Material provided

Start of Block

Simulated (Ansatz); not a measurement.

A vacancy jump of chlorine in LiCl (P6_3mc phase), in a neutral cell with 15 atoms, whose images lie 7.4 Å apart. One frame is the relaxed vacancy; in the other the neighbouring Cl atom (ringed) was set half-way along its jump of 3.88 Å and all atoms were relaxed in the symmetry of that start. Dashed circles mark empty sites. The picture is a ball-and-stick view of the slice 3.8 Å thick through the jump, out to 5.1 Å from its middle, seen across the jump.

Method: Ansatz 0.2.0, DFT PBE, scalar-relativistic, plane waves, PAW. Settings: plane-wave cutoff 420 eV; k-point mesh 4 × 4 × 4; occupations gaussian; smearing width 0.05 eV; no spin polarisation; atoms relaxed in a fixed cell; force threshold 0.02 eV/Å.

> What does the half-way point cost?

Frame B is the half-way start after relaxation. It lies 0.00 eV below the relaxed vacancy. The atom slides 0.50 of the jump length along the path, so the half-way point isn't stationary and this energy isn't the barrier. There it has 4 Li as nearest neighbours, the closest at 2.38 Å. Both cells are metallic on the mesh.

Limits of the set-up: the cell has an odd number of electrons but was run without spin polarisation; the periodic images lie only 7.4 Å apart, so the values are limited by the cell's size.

End of Block

Required action
Repeat the records above in full, character for character.

Reply
Simulated (Ansatz); not a measurement.

A vacancy jump of chlorine in LiCl (P6_3mc phase), in a neutral cell with 15 atoms, whose images lie 7.4 Å apart. One frame is the relaxed vacancy; in the other the neighbouring Cl atom (ringed) was set half-way along its jump of 3.88 Å and all atoms were relaxed in the symmetry of that start. Dashed circles mark empty sites. The picture is a ball-and-stick view of the slice 3.8 Å thick through the jump, out to 5.1 Å from its middle, seen across the jump.

Method: Ansatz 0.2.0, DFT PBE, scalar-relativistic, plane waves, PAW. Settings: plane-wave cutoff 420 eV; k-point mesh 4 × 4 × 4; occupations gaussian; smearing width 0.05 eV; no spin polarisation; atoms relaxed in a fixed cell; force threshold 0.02 eV/Å.

> What does the half-way point cost?

Frame B is the half-way start after relaxation. It lies 0.00 eV below the relaxed vacancy. The atom slides 0.50 of the jump length along the path, so the half-way point isn't stationary and this energy isn't the barrier. There it has 4 Li as nearest neighbours, the closest at 2.38 Å. Both cells are metallic on the mesh.

Limits of the set-up: the cell has an odd number of electrons but was run without spin polarisation; the periodic images lie only 7.4 Å apart, so the values are limited by the cell's size.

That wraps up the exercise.